■ **Required action**
Please give the listing underneath again, exactly as shown.

--- Records supplied Enclosed Below ---

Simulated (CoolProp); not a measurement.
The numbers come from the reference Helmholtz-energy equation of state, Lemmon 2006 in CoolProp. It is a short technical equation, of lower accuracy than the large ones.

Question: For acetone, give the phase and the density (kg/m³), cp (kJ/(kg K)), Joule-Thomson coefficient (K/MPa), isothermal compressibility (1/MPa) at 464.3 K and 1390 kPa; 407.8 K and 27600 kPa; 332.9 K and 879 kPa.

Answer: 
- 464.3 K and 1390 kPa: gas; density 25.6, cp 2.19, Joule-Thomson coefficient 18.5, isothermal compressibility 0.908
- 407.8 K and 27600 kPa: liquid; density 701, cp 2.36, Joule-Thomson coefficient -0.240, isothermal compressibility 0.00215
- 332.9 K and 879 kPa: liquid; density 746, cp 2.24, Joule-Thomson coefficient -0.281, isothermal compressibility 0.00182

--- End of Enclosed Records supplied ---

■ **Response area**
Simulated (CoolProp); not a measurement.
The numbers come from the reference Helmholtz-energy equation of state, Lemmon 2006 in CoolProp. It is a short technical equation, of lower accuracy than the large ones.

Question: For acetone, give the phase and the density (kg/m³), cp (kJ/(kg K)), Joule-Thomson coefficient (K/MPa), isothermal compressibility (1/MPa) at 464.3 K and 1390 kPa; 407.8 K and 27600 kPa; 332.9 K and 879 kPa.

Answer: 
- 464.3 K and 1390 kPa: gas; density 25.6, cp 2.19, Joule-Thomson coefficient 18.5, isothermal compressibility 0.908
- 407.8 K and 27600 kPa: liquid; density 701, cp 2.36, Joule-Thomson coefficient -0.240, isothermal compressibility 0.00215
- 332.9 K and 879 kPa: liquid; density 746, cp 2.24, Joule-Thomson coefficient -0.281, isothermal compressibility 0.00182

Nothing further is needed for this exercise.